■ Task item
Please restate, exactly as written, the lines running from the beginning of the material through the line that has "Charge 0, spin multiplicity 1." in it.

=== Section Start ===

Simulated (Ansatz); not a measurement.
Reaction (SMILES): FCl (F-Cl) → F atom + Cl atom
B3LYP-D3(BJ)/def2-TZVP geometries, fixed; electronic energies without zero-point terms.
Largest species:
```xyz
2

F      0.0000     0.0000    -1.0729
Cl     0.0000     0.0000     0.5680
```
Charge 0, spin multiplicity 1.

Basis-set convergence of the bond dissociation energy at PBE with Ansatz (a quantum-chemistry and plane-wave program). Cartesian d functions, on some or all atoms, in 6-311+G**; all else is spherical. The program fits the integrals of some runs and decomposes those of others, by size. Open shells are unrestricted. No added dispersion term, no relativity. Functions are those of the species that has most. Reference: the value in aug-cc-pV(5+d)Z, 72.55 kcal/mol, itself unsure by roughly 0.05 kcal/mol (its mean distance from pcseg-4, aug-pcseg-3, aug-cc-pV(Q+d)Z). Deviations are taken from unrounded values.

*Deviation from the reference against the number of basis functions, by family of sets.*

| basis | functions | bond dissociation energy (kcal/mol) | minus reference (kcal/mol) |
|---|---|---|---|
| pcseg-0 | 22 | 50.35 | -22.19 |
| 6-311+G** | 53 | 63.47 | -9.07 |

=== Section End ===

■ Task output
Simulated (Ansatz); not a measurement.
Reaction (SMILES): FCl (F-Cl) → F atom + Cl atom
B3LYP-D3(BJ)/def2-TZVP geometries, fixed; electronic energies without zero-point terms.
Largest species:
```xyz
2

F      0.0000     0.0000    -1.0729
Cl     0.0000     0.0000     0.5680
```
Charge 0, spin multiplicity 1.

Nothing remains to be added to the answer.